Dataset extract:
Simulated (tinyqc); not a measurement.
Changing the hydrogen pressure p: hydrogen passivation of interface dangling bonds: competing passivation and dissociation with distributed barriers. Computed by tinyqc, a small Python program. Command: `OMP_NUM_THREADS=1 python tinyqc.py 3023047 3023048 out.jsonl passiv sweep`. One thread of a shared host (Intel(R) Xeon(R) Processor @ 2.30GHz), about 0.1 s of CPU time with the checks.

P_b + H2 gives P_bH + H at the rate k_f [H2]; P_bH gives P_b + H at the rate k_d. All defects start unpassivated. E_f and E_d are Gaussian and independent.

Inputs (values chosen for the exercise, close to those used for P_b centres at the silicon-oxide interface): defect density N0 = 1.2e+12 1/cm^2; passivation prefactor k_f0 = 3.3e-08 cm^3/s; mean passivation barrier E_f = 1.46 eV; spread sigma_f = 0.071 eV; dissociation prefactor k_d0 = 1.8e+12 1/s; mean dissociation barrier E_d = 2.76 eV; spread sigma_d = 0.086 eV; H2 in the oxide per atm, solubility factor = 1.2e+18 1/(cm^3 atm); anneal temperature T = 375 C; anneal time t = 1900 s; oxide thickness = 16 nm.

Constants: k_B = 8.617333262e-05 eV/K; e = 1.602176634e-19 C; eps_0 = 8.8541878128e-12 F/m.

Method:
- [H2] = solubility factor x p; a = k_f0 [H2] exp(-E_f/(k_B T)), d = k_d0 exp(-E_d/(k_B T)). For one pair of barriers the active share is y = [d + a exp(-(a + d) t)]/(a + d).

Work task: The whole block of data above should be printed again verbatim.

Answer section:
Simulated (tinyqc); not a measurement.
Changing the hydrogen pressure p: hydrogen passivation of interface dangling bonds: competing passivation and dissociation with distributed barriers. Computed by tinyqc, a small Python program. Command: `OMP_NUM_THREADS=1 python tinyqc.py 3023047 3023048 out.jsonl passiv sweep`. One thread of a shared host (Intel(R) Xeon(R) Processor @ 2.30GHz), about 0.1 s of CPU time with the checks.

P_b + H2 gives P_bH + H at the rate k_f [H2]; P_bH gives P_b + H at the rate k_d. All defects start unpassivated. E_f and E_d are Gaussian and independent.

Inputs (values chosen for the exercise, close to those used for P_b centres at the silicon-oxide interface): defect density N0 = 1.2e+12 1/cm^2; passivation prefactor k_f0 = 3.3e-08 cm^3/s; mean passivation barrier E_f = 1.46 eV; spread sigma_f = 0.071 eV; dissociation prefactor k_d0 = 1.8e+12 1/s; mean dissociation barrier E_d = 2.76 eV; spread sigma_d = 0.086 eV; H2 in the oxide per atm, solubility factor = 1.2e+18 1/(cm^3 atm); anneal temperature T = 375 C; anneal time t = 1900 s; oxide thickness = 16 nm.

Constants: k_B = 8.617333262e-05 eV/K; e = 1.602176634e-19 C; eps_0 = 8.8541878128e-12 F/m.

Method:
- [H2] = solubility factor x p; a = k_f0 [H2] exp(-E_f/(k_B T)), d = k_d0 exp(-E_d/(k_B T)). For one pair of barriers the active share is y = [d + a exp(-(a + d) t)]/(a + d).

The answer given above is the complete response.